◆ Information shown
·····

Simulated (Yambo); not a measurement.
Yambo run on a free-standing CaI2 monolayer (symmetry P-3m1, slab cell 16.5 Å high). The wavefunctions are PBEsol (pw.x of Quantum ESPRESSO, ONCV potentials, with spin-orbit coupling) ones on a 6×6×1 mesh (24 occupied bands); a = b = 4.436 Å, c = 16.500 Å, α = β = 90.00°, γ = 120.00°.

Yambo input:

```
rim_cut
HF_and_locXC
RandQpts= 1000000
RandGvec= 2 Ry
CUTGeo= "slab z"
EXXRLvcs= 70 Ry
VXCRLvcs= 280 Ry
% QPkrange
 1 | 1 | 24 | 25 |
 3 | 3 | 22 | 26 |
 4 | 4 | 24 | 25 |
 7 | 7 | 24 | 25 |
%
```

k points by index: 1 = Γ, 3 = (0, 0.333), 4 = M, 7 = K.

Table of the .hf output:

·····

◆ Work item
Among the entries above, the lines between the ones containing "Yambo run on" and "k points by", inclusive, are to be transcribed exactly. No other line is to be given.

◆ Task response
Yambo run on a free-standing CaI2 monolayer (symmetry P-3m1, slab cell 16.5 Å high). The wavefunctions are PBEsol (pw.x of Quantum ESPRESSO, ONCV potentials, with spin-orbit coupling) ones on a 6×6×1 mesh (24 occupied bands); a = b = 4.436 Å, c = 16.500 Å, α = β = 90.00°, γ = 120.00°.

Yambo input:

```
rim_cut
HF_and_locXC
RandQpts= 1000000
RandGvec= 2 Ry
CUTGeo= "slab z"
EXXRLvcs= 70 Ry
VXCRLvcs= 280 Ry
% QPkrange
 1 | 1 | 24 | 25 |
 3 | 3 | 22 | 26 |
 4 | 4 | 24 | 25 |
 7 | 7 | 24 | 25 |
%
```

k points by index: 1 = Γ, 3 = (0, 0.333), 4 = M, 7 = K.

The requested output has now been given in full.